WORK INSTRUCTION
Restrict the output to the lines below starting at the one that contains "The arrow beside" and ending at the one that contains "2.18 D; it points", and restate them word for word, both ends included.

#### DATA EXTRACTS ####

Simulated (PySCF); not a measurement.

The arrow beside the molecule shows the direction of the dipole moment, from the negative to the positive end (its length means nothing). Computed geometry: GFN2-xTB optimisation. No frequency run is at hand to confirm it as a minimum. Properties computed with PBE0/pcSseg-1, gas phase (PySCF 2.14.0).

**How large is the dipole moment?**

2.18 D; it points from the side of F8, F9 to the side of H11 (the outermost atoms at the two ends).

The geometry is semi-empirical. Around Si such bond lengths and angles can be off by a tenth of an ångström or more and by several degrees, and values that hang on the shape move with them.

####

ANSWER BOX
The arrow beside the molecule shows the direction of the dipole moment, from the negative to the positive end (its length means nothing). Computed geometry: GFN2-xTB optimisation. No frequency run is at hand to confirm it as a minimum. Properties computed with PBE0/pcSseg-1, gas phase (PySCF 2.14.0).

**How large is the dipole moment?**

2.18 D; it points from the side of F8, F9 to the side of H11 (the outermost atoms at the two ends).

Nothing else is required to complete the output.